▸ **Task item**
Beginning with the first line of the data below, reproduce every line unchanged, ending with the line that holds "The species is in".

▸ **Dataset extract**
* * * * *

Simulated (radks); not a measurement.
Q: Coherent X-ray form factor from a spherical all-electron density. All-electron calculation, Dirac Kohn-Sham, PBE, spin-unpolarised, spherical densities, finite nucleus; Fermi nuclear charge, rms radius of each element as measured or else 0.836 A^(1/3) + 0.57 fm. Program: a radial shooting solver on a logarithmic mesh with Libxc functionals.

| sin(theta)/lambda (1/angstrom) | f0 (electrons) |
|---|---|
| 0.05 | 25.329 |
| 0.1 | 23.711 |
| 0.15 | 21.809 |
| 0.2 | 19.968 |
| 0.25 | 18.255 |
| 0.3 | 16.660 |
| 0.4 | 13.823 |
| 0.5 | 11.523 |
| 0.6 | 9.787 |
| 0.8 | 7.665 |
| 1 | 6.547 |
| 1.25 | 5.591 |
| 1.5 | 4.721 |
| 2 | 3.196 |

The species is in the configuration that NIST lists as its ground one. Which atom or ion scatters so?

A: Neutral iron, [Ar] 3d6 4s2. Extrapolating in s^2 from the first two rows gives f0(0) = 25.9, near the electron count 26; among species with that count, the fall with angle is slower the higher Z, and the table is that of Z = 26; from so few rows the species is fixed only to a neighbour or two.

* * * * *

▸ **Problem solution**
Simulated (radks); not a measurement.
Q: Coherent X-ray form factor from a spherical all-electron density. All-electron calculation, Dirac Kohn-Sham, PBE, spin-unpolarised, spherical densities, finite nucleus; Fermi nuclear charge, rms radius of each element as measured or else 0.836 A^(1/3) + 0.57 fm. Program: a radial shooting solver on a logarithmic mesh with Libxc functionals.

| sin(theta)/lambda (1/angstrom) | f0 (electrons) |
|---|---|
| 0.05 | 25.329 |
| 0.1 | 23.711 |
| 0.15 | 21.809 |
| 0.2 | 19.968 |
| 0.25 | 18.255 |
| 0.3 | 16.660 |
| 0.4 | 13.823 |
| 0.5 | 11.523 |
| 0.6 | 9.787 |
| 0.8 | 7.665 |
| 1 | 6.547 |
| 1.25 | 5.591 |
| 1.5 | 4.721 |
| 2 | 3.196 |

The species is in the configuration that NIST lists as its ground one. Which atom or ion scatters so?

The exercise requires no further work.